Write out the entries again exactly as they are given.

Source information Start Marker

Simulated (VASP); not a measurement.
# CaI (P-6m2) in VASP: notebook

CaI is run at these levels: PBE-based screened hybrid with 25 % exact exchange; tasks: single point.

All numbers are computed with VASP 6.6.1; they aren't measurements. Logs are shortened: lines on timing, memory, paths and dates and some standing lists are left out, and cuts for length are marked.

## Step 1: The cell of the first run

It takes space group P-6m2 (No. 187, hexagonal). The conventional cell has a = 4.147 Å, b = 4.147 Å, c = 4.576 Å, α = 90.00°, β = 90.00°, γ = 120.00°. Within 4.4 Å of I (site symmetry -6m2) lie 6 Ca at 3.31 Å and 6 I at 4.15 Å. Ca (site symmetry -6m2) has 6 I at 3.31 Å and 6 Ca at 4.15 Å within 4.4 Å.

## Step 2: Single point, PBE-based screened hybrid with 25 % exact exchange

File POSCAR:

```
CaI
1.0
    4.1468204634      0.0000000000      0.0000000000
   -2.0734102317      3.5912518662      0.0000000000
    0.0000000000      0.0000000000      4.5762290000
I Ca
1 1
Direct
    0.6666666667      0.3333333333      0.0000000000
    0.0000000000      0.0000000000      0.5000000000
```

Source information End Marker

• [Written answer]
Simulated (VASP); not a measurement.
# CaI (P-6m2) in VASP: notebook

CaI is run at these levels: PBE-based screened hybrid with 25 % exact exchange; tasks: single point.

All numbers are computed with VASP 6.6.1; they aren't measurements. Logs are shortened: lines on timing, memory, paths and dates and some standing lists are left out, and cuts for length are marked.

## Step 1: The cell of the first run

It takes space group P-6m2 (No. 187, hexagonal). The conventional cell has a = 4.147 Å, b = 4.147 Å, c = 4.576 Å, α = 90.00°, β = 90.00°, γ = 120.00°. Within 4.4 Å of I (site symmetry -6m2) lie 6 Ca at 3.31 Å and 6 I at 4.15 Å. Ca (site symmetry -6m2) has 6 I at 3.31 Å and 6 Ca at 4.15 Å within 4.4 Å.

## Step 2: Single point, PBE-based screened hybrid with 25 % exact exchange

File POSCAR:

```
CaI
1.0
    4.1468204634      0.0000000000      0.0000000000
   -2.0734102317      3.5912518662      0.0000000000
    0.0000000000      0.0000000000      4.5762290000
I Ca
1 1
Direct
    0.6666666667      0.3333333333      0.0000000000
    0.0000000000      0.0000000000      0.5000000000
```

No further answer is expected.